● ● ● ● ● ● ●

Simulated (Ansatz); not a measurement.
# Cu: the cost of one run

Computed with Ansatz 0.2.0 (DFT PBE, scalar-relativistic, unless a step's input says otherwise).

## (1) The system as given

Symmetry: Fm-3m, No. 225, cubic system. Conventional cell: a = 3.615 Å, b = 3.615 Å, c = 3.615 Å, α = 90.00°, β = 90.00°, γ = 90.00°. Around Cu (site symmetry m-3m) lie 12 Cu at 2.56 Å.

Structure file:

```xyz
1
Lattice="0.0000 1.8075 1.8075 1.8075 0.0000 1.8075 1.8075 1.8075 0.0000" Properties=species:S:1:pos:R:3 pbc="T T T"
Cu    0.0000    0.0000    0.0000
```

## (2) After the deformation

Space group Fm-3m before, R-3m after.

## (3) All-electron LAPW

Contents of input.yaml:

● ● ● ● ● ● ●

__Requirement__.
Restate the data word for word. Begin at its first line, end at the line that contains "## (3) All-electron LAPW", and include both.

__Reply__.
Simulated (Ansatz); not a measurement.
# Cu: the cost of one run

Computed with Ansatz 0.2.0 (DFT PBE, scalar-relativistic, unless a step's input says otherwise).

## (1) The system as given

Symmetry: Fm-3m, No. 225, cubic system. Conventional cell: a = 3.615 Å, b = 3.615 Å, c = 3.615 Å, α = 90.00°, β = 90.00°, γ = 90.00°. Around Cu (site symmetry m-3m) lie 12 Cu at 2.56 Å.

Structure file:

```xyz
1
Lattice="0.0000 1.8075 1.8075 1.8075 0.0000 1.8075 1.8075 1.8075 0.0000" Properties=species:S:1:pos:R:3 pbc="T T T"
Cu    0.0000    0.0000    0.0000
```

## (2) After the deformation

Space group Fm-3m before, R-3m after.

## (3) All-electron LAPW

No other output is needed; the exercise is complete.